----- DATA SUPPLIED
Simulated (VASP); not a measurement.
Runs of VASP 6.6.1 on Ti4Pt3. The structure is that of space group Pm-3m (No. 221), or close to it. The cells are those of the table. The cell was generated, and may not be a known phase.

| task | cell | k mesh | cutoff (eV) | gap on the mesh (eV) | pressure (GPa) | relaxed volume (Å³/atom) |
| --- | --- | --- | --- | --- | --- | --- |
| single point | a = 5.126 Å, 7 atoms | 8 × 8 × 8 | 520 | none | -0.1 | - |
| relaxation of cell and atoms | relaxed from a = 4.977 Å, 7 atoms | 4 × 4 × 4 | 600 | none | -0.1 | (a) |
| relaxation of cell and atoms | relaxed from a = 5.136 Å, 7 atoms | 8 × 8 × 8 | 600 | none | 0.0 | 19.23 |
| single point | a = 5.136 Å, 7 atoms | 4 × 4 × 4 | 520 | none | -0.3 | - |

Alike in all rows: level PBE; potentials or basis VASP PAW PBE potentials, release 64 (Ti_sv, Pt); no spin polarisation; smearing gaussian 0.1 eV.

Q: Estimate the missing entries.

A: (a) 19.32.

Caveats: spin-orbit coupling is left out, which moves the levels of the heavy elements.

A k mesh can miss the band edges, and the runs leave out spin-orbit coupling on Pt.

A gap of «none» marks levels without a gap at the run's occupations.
----------

* [ASSIGNMENT] A verbatim transcription is required: the first line of the listing, the line containing "none | -0.1 | (a) |", and every line between them.

* [WRITTEN REPLY]
Simulated (VASP); not a measurement.
Runs of VASP 6.6.1 on Ti4Pt3. The structure is that of space group Pm-3m (No. 221), or close to it. The cells are those of the table. The cell was generated, and may not be a known phase.

| task | cell | k mesh | cutoff (eV) | gap on the mesh (eV) | pressure (GPa) | relaxed volume (Å³/atom) |
| --- | --- | --- | --- | --- | --- | --- |
| single point | a = 5.126 Å, 7 atoms | 8 × 8 × 8 | 520 | none | -0.1 | - |
| relaxation of cell and atoms | relaxed from a = 4.977 Å, 7 atoms | 4 × 4 × 4 | 600 | none | -0.1 | (a) |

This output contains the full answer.